*Given data*:
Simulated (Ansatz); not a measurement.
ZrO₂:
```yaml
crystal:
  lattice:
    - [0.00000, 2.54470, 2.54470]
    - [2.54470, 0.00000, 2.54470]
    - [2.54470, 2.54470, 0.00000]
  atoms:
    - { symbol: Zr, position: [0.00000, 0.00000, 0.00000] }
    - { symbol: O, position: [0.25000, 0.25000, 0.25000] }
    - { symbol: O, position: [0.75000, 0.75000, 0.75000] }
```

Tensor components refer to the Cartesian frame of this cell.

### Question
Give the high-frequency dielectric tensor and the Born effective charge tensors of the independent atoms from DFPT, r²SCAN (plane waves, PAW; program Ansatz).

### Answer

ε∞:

*Activity*:
So that nothing is lost, write out each record exactly as it appears above.

*Exercise output*:
Simulated (Ansatz); not a measurement.
ZrO₂:
```yaml
crystal:
  lattice:
    - [0.00000, 2.54470, 2.54470]
    - [2.54470, 0.00000, 2.54470]
    - [2.54470, 2.54470, 0.00000]
  atoms:
    - { symbol: Zr, position: [0.00000, 0.00000, 0.00000] }
    - { symbol: O, position: [0.25000, 0.25000, 0.25000] }
    - { symbol: O, position: [0.75000, 0.75000, 0.75000] }
```

Tensor components refer to the Cartesian frame of this cell.

### Question
Give the high-frequency dielectric tensor and the Born effective charge tensors of the independent atoms from DFPT, r²SCAN (plane waves, PAW; program Ansatz).

### Answer

ε∞:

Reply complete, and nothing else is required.